EXERCISE | Word for word, print all of the entries below.

ENTRIES SUPPLIED |
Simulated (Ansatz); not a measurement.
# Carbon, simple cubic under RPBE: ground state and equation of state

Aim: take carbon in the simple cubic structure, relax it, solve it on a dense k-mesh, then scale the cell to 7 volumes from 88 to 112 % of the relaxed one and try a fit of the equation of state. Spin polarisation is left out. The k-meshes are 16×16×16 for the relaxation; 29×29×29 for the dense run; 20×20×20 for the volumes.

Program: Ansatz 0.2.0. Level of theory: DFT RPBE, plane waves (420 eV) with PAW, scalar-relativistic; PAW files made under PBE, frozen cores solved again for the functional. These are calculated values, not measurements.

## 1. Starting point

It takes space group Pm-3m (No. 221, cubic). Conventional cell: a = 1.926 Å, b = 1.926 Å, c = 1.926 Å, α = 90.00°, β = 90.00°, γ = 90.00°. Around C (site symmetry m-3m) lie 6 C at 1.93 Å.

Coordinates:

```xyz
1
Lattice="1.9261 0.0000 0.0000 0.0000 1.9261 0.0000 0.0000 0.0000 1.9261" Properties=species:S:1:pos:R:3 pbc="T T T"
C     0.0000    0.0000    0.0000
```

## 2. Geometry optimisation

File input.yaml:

EXERCISE RESULT |
Simulated (Ansatz); not a measurement.
# Carbon, simple cubic under RPBE: ground state and equation of state

Aim: take carbon in the simple cubic structure, relax it, solve it on a dense k-mesh, then scale the cell to 7 volumes from 88 to 112 % of the relaxed one and try a fit of the equation of state. Spin polarisation is left out. The k-meshes are 16×16×16 for the relaxation; 29×29×29 for the dense run; 20×20×20 for the volumes.

Program: Ansatz 0.2.0. Level of theory: DFT RPBE, plane waves (420 eV) with PAW, scalar-relativistic; PAW files made under PBE, frozen cores solved again for the functional. These are calculated values, not measurements.

## 1. Starting point

It takes space group Pm-3m (No. 221, cubic). Conventional cell: a = 1.926 Å, b = 1.926 Å, c = 1.926 Å, α = 90.00°, β = 90.00°, γ = 90.00°. Around C (site symmetry m-3m) lie 6 C at 1.93 Å.

Coordinates:

```xyz
1
Lattice="1.9261 0.0000 0.0000 0.0000 1.9261 0.0000 0.0000 0.0000 1.9261" Properties=species:S:1:pos:R:3 pbc="T T T"
C     0.0000    0.0000    0.0000
```

## 2. Geometry optimisation

File input.yaml:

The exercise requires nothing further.